Everything from the first line of the entries through the line containing "change on relaxing?" is to be retyped exactly, and nothing beyond it.

[Start of section]

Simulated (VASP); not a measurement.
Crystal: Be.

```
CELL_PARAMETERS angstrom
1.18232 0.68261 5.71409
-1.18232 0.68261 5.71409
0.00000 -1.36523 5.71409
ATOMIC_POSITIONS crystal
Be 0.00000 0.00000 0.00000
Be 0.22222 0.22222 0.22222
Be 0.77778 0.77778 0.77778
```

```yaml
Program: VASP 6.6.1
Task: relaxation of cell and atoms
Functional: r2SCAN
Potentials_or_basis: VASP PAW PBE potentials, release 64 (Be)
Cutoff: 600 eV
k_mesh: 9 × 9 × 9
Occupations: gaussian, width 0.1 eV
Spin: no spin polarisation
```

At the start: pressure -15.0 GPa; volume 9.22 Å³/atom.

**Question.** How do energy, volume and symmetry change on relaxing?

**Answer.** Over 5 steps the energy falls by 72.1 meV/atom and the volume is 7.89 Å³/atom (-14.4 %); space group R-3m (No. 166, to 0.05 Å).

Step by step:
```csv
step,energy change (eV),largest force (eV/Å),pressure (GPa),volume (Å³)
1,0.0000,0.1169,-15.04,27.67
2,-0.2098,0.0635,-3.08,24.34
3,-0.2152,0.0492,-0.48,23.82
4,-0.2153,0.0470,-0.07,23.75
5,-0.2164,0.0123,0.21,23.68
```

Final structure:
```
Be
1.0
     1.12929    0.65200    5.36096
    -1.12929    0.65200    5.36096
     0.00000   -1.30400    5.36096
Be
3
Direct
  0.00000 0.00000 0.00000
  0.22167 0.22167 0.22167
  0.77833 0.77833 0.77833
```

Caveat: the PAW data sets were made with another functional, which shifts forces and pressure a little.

[End of section]

▶ _Answer box_:
Simulated (VASP); not a measurement.
Crystal: Be.

```
CELL_PARAMETERS angstrom
1.18232 0.68261 5.71409
-1.18232 0.68261 5.71409
0.00000 -1.36523 5.71409
ATOMIC_POSITIONS crystal
Be 0.00000 0.00000 0.00000
Be 0.22222 0.22222 0.22222
Be 0.77778 0.77778 0.77778
```

```yaml
Program: VASP 6.6.1
Task: relaxation of cell and atoms
Functional: r2SCAN
Potentials_or_basis: VASP PAW PBE potentials, release 64 (Be)
Cutoff: 600 eV
k_mesh: 9 × 9 × 9
Occupations: gaussian, width 0.1 eV
Spin: no spin polarisation
```

At the start: pressure -15.0 GPa; volume 9.22 Å³/atom.

**Question.** How do energy, volume and symmetry change on relaxing?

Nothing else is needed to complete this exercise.